__Work order__:
All entries must be returned precisely as they appear.

__Records provided__:
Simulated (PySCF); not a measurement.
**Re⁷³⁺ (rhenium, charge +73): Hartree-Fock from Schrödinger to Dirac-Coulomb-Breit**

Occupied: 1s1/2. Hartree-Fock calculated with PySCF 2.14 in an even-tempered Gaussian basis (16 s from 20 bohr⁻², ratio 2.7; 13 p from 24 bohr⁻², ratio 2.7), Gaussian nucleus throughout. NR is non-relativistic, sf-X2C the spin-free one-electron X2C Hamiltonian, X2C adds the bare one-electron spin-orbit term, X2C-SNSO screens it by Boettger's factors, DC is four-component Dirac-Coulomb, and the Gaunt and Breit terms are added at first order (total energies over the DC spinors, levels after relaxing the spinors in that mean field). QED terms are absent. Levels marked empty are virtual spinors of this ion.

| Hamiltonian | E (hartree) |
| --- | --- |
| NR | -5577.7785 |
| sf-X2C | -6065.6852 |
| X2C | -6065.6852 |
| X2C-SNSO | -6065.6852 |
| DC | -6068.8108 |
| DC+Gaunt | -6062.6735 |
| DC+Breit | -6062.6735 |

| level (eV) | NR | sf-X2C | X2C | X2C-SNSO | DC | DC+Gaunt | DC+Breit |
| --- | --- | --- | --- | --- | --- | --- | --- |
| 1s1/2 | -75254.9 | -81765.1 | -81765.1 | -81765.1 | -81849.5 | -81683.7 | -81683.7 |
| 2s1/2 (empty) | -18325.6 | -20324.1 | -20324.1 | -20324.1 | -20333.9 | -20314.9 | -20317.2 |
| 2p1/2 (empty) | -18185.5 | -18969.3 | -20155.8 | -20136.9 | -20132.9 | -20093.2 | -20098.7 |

__Written solution__:
Simulated (PySCF); not a measurement.
**Re⁷³⁺ (rhenium, charge +73): Hartree-Fock from Schrödinger to Dirac-Coulomb-Breit**

Occupied: 1s1/2. Hartree-Fock calculated with PySCF 2.14 in an even-tempered Gaussian basis (16 s from 20 bohr⁻², ratio 2.7; 13 p from 24 bohr⁻², ratio 2.7), Gaussian nucleus throughout. NR is non-relativistic, sf-X2C the spin-free one-electron X2C Hamiltonian, X2C adds the bare one-electron spin-orbit term, X2C-SNSO screens it by Boettger's factors, DC is four-component Dirac-Coulomb, and the Gaunt and Breit terms are added at first order (total energies over the DC spinors, levels after relaxing the spinors in that mean field). QED terms are absent. Levels marked empty are virtual spinors of this ion.

| Hamiltonian | E (hartree) |
| --- | --- |
| NR | -5577.7785 |
| sf-X2C | -6065.6852 |
| X2C | -6065.6852 |
| X2C-SNSO | -6065.6852 |
| DC | -6068.8108 |
| DC+Gaunt | -6062.6735 |
| DC+Breit | -6062.6735 |

| level (eV) | NR | sf-X2C | X2C | X2C-SNSO | DC | DC+Gaunt | DC+Breit |
| --- | --- | --- | --- | --- | --- | --- | --- |
| 1s1/2 | -75254.9 | -81765.1 | -81765.1 | -81765.1 | -81849.5 | -81683.7 | -81683.7 |
| 2s1/2 (empty) | -18325.6 | -20324.1 | -20324.1 | -20324.1 | -20333.9 | -20314.9 | -20317.2 |
| 2p1/2 (empty) | -18185.5 | -18969.3 | -20155.8 | -20136.9 | -20132.9 | -20093.2 | -20098.7 |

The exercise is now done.